Work task
Transcribe the full listing exactly.

++++++++

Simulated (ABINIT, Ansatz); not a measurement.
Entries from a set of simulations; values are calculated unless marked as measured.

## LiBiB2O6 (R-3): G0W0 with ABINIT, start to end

++++++++

Reply
Simulated (ABINIT, Ansatz); not a measurement.
Entries from a set of simulations; values are calculated unless marked as measured.

## LiBiB2O6 (R-3): G0W0 with ABINIT, start to end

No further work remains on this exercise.